▶ **Information provided**
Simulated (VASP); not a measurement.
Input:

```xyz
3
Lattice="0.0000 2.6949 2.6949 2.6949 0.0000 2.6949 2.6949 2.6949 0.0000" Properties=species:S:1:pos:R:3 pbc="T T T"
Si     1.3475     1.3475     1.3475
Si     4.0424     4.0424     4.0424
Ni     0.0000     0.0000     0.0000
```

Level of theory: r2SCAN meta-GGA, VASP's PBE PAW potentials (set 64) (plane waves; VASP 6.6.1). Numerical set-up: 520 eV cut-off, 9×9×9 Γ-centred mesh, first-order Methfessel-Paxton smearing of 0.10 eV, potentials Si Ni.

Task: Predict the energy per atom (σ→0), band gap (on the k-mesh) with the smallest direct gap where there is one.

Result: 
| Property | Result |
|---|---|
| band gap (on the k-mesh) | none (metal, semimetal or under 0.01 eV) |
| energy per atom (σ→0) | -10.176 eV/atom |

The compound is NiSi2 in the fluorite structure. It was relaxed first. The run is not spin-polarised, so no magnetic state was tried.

▶ **Task item**
Nothing beyond the line that contains "-10.176 eV/atom |" belongs in the answer; reproduce the entries exactly from their first line through it.

▶ **Response**
Simulated (VASP); not a measurement.
Input:

```xyz
3
Lattice="0.0000 2.6949 2.6949 2.6949 0.0000 2.6949 2.6949 2.6949 0.0000" Properties=species:S:1:pos:R:3 pbc="T T T"
Si     1.3475     1.3475     1.3475
Si     4.0424     4.0424     4.0424
Ni     0.0000     0.0000     0.0000
```

Level of theory: r2SCAN meta-GGA, VASP's PBE PAW potentials (set 64) (plane waves; VASP 6.6.1). Numerical set-up: 520 eV cut-off, 9×9×9 Γ-centred mesh, first-order Methfessel-Paxton smearing of 0.10 eV, potentials Si Ni.

Task: Predict the energy per atom (σ→0), band gap (on the k-mesh) with the smallest direct gap where there is one.

Result: 
| Property | Result |
|---|---|
| band gap (on the k-mesh) | none (metal, semimetal or under 0.01 eV) |
| energy per atom (σ→0) | -10.176 eV/atom |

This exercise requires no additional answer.